**Required action:** Reproduce the listing below exactly, from its first line down to and including the line with "none | (a) |".

**Recorded data:**
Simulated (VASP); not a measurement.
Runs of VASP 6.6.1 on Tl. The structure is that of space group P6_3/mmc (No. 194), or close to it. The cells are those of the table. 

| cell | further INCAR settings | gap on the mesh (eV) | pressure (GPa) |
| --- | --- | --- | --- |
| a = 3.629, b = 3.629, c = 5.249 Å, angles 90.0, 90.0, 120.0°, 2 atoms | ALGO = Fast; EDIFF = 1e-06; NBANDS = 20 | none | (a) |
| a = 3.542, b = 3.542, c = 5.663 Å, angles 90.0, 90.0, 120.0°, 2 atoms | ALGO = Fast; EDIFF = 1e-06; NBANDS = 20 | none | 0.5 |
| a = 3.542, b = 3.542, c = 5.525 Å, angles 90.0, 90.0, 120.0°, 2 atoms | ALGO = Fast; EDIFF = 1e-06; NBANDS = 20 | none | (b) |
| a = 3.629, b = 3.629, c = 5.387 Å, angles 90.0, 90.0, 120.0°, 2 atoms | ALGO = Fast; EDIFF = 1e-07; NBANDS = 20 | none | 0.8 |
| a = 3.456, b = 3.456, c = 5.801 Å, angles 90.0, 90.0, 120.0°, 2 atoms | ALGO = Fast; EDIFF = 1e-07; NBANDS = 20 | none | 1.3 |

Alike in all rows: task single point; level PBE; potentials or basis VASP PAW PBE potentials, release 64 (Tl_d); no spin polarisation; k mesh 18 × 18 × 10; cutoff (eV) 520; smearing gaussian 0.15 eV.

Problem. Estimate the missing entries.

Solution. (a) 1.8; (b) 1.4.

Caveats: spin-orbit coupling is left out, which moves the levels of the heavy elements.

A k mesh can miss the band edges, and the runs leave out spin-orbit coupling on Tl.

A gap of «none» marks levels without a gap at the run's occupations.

**Exercise response:**
Simulated (VASP); not a measurement.
Runs of VASP 6.6.1 on Tl. The structure is that of space group P6_3/mmc (No. 194), or close to it. The cells are those of the table. 

| cell | further INCAR settings | gap on the mesh (eV) | pressure (GPa) |
| --- | --- | --- | --- |
| a = 3.629, b = 3.629, c = 5.249 Å, angles 90.0, 90.0, 120.0°, 2 atoms | ALGO = Fast; EDIFF = 1e-06; NBANDS = 20 | none | (a) |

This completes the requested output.